WORK ITEM >> Output each entry exactly; skip nothing.

ENTRIES PROVIDED >>
—————

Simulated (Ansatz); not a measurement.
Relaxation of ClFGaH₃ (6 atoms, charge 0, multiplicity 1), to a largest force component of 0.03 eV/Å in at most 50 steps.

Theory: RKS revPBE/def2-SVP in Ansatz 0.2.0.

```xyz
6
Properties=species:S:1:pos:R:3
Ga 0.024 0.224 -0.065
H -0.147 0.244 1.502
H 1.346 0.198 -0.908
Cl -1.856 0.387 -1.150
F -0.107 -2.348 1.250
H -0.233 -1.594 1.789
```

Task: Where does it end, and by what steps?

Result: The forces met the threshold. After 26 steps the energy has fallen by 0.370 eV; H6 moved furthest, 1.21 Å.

—————

EXERCISE OUTPUT >>
Simulated (Ansatz); not a measurement.
Relaxation of ClFGaH₃ (6 atoms, charge 0, multiplicity 1), to a largest force component of 0.03 eV/Å in at most 50 steps.

Theory: RKS revPBE/def2-SVP in Ansatz 0.2.0.

```xyz
6
Properties=species:S:1:pos:R:3
Ga 0.024 0.224 -0.065
H -0.147 0.244 1.502
H 1.346 0.198 -0.908
Cl -1.856 0.387 -1.150
F -0.107 -2.348 1.250
H -0.233 -1.594 1.789
```

Task: Where does it end, and by what steps?

Result: The forces met the threshold. After 26 steps the energy has fallen by 0.370 eV; H6 moved furthest, 1.21 Å.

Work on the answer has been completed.